» **Provided data**:
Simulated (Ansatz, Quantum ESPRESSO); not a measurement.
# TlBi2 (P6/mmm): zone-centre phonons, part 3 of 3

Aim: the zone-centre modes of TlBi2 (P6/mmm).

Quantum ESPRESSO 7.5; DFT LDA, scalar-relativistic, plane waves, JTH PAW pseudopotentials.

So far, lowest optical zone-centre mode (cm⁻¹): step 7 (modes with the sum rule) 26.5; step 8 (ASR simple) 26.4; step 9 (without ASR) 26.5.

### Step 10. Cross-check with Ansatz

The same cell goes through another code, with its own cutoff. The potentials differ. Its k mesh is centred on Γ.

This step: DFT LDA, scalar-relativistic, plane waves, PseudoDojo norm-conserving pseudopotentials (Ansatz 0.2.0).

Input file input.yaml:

» **Assigned task**:
Repeat the records above exactly, with nothing left out.

» **Answer area**:
Simulated (Ansatz, Quantum ESPRESSO); not a measurement.
# TlBi2 (P6/mmm): zone-centre phonons, part 3 of 3

Aim: the zone-centre modes of TlBi2 (P6/mmm).

Quantum ESPRESSO 7.5; DFT LDA, scalar-relativistic, plane waves, JTH PAW pseudopotentials.

So far, lowest optical zone-centre mode (cm⁻¹): step 7 (modes with the sum rule) 26.5; step 8 (ASR simple) 26.4; step 9 (without ASR) 26.5.

### Step 10. Cross-check with Ansatz

The same cell goes through another code, with its own cutoff. The potentials differ. Its k mesh is centred on Γ.

This step: DFT LDA, scalar-relativistic, plane waves, PseudoDojo norm-conserving pseudopotentials (Ansatz 0.2.0).

Input file input.yaml:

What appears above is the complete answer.